[Start of Attachment]

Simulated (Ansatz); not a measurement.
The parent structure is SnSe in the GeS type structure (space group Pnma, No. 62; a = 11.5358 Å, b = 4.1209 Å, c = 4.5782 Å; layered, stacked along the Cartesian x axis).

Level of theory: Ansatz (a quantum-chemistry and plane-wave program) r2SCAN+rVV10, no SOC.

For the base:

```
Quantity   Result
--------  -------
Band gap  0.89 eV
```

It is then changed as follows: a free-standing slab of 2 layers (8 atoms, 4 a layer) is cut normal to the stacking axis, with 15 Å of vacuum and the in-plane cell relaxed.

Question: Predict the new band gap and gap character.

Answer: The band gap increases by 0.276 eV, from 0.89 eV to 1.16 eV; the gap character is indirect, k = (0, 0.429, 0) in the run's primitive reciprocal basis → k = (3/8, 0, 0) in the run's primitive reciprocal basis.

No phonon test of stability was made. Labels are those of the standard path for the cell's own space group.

[End of Attachment]

> WORK ITEM: Your output should be an exact copy of the lines from the top of the listing above to the line with "Question: Predict the", both ends included.

> ANSWER BOX:
Simulated (Ansatz); not a measurement.
The parent structure is SnSe in the GeS type structure (space group Pnma, No. 62; a = 11.5358 Å, b = 4.1209 Å, c = 4.5782 Å; layered, stacked along the Cartesian x axis).

Level of theory: Ansatz (a quantum-chemistry and plane-wave program) r2SCAN+rVV10, no SOC.

For the base:

```
Quantity   Result
--------  -------
Band gap  0.89 eV
```

It is then changed as follows: a free-standing slab of 2 layers (8 atoms, 4 a layer) is cut normal to the stacking axis, with 15 Å of vacuum and the in-plane cell relaxed.

Question: Predict the new band gap and gap character.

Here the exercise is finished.